Data to examine ::
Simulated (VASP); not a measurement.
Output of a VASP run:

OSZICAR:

Work order :: No line may be altered or left out when the data is written out.

Exercise output ::
Simulated (VASP); not a measurement.
Output of a VASP run:

OSZICAR:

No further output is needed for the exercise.